Assigned task: Repeat only the lines running from the beginning of the material through the line that contains "Caveats: a cell".

Dataset:
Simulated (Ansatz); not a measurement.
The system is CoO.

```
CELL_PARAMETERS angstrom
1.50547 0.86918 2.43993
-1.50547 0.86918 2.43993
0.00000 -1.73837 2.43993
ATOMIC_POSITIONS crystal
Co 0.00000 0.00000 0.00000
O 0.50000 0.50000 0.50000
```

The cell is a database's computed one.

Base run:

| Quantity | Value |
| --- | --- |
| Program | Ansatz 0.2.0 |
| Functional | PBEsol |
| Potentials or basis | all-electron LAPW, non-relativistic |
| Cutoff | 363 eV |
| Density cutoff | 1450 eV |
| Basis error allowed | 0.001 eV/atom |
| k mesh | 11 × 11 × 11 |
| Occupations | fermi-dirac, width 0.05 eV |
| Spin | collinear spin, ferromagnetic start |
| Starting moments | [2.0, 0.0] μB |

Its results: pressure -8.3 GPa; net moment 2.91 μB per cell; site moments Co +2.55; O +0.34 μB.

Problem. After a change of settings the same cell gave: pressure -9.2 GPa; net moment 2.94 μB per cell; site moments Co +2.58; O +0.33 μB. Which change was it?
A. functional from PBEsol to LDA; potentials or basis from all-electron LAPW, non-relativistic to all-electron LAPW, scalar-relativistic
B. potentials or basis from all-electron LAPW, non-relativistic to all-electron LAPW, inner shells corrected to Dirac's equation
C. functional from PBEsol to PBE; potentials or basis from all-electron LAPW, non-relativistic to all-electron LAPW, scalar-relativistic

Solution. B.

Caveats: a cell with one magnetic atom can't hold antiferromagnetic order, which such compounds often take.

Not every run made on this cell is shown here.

Response area:
Simulated (Ansatz); not a measurement.
The system is CoO.

```
CELL_PARAMETERS angstrom
1.50547 0.86918 2.43993
-1.50547 0.86918 2.43993
0.00000 -1.73837 2.43993
ATOMIC_POSITIONS crystal
Co 0.00000 0.00000 0.00000
O 0.50000 0.50000 0.50000
```

The cell is a database's computed one.

Base run:

| Quantity | Value |
| --- | --- |
| Program | Ansatz 0.2.0 |
| Functional | PBEsol |
| Potentials or basis | all-electron LAPW, non-relativistic |
| Cutoff | 363 eV |
| Density cutoff | 1450 eV |
| Basis error allowed | 0.001 eV/atom |
| k mesh | 11 × 11 × 11 |
| Occupations | fermi-dirac, width 0.05 eV |
| Spin | collinear spin, ferromagnetic start |
| Starting moments | [2.0, 0.0] μB |

Its results: pressure -8.3 GPa; net moment 2.91 μB per cell; site moments Co +2.55; O +0.34 μB.

Problem. After a change of settings the same cell gave: pressure -9.2 GPa; net moment 2.94 μB per cell; site moments Co +2.58; O +0.33 μB. Which change was it?
A. functional from PBEsol to LDA; potentials or basis from all-electron LAPW, non-relativistic to all-electron LAPW, scalar-relativistic
B. potentials or basis from all-electron LAPW, non-relativistic to all-electron LAPW, inner shells corrected to Dirac's equation
C. functional from PBEsol to PBE; potentials or basis from all-electron LAPW, non-relativistic to all-electron LAPW, scalar-relativistic

Solution. B.

Caveats: a cell with one magnetic atom can't hold antiferromagnetic order, which such compounds often take.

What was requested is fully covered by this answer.